Entries shown —
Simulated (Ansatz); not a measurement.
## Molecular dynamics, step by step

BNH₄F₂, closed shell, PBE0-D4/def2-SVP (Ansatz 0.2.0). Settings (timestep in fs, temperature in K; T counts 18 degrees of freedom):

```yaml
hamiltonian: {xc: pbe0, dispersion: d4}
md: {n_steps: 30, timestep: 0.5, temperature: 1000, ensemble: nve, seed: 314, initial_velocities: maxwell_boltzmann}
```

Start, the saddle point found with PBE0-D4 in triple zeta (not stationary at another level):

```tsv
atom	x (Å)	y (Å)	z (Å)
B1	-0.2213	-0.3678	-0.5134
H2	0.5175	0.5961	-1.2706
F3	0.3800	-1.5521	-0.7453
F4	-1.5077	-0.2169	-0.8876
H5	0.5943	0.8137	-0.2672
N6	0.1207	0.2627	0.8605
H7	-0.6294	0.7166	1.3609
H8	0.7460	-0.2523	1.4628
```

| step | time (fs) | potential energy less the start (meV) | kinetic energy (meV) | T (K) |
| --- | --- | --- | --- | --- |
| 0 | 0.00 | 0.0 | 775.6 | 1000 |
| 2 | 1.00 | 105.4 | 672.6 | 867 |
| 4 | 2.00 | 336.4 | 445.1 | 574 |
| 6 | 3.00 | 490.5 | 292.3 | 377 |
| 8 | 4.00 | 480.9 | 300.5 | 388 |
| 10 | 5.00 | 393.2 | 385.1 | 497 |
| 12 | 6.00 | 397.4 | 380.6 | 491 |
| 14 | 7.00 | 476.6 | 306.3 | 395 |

Required action — Look through the data above and return exactly the lines from the one that contains "(meV) | T (K) |" to the one that contains "380.6 | 491 |", inclusive, with nothing else.

Answer area —
| step | time (fs) | potential energy less the start (meV) | kinetic energy (meV) | T (K) |
| --- | --- | --- | --- | --- |
| 0 | 0.00 | 0.0 | 775.6 | 1000 |
| 2 | 1.00 | 105.4 | 672.6 | 867 |
| 4 | 2.00 | 336.4 | 445.1 | 574 |
| 6 | 3.00 | 490.5 | 292.3 | 377 |
| 8 | 4.00 | 480.9 | 300.5 | 388 |
| 10 | 5.00 | 393.2 | 385.1 | 497 |
| 12 | 6.00 | 397.4 | 380.6 | 491 |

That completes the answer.